_Requirement:_
Give every line of the records exactly, please, from the first up to and including the one containing "-2.4 | -0.24 |".

_Extracted entries:_
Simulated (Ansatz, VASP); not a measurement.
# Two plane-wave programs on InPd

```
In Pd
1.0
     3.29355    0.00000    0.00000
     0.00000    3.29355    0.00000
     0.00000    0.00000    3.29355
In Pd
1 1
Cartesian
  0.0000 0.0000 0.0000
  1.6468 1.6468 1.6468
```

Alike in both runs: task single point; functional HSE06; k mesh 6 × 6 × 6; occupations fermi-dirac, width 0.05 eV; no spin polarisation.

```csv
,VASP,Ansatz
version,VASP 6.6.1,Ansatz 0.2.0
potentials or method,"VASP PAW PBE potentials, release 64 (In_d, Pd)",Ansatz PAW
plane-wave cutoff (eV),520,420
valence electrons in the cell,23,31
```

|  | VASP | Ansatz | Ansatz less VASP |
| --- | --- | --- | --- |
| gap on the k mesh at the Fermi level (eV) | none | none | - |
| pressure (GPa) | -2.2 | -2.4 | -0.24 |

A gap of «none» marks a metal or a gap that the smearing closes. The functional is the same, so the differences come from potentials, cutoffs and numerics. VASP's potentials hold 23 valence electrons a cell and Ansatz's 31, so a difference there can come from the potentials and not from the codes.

_Exercise solution:_
Simulated (Ansatz, VASP); not a measurement.
# Two plane-wave programs on InPd

```
In Pd
1.0
     3.29355    0.00000    0.00000
     0.00000    3.29355    0.00000
     0.00000    0.00000    3.29355
In Pd
1 1
Cartesian
  0.0000 0.0000 0.0000
  1.6468 1.6468 1.6468
```

Alike in both runs: task single point; functional HSE06; k mesh 6 × 6 × 6; occupations fermi-dirac, width 0.05 eV; no spin polarisation.

```csv
,VASP,Ansatz
version,VASP 6.6.1,Ansatz 0.2.0
potentials or method,"VASP PAW PBE potentials, release 64 (In_d, Pd)",Ansatz PAW
plane-wave cutoff (eV),520,420
valence electrons in the cell,23,31
```

|  | VASP | Ansatz | Ansatz less VASP |
| --- | --- | --- | --- |
| gap on the k mesh at the Fermi level (eV) | none | none | - |
| pressure (GPa) | -2.2 | -2.4 | -0.24 |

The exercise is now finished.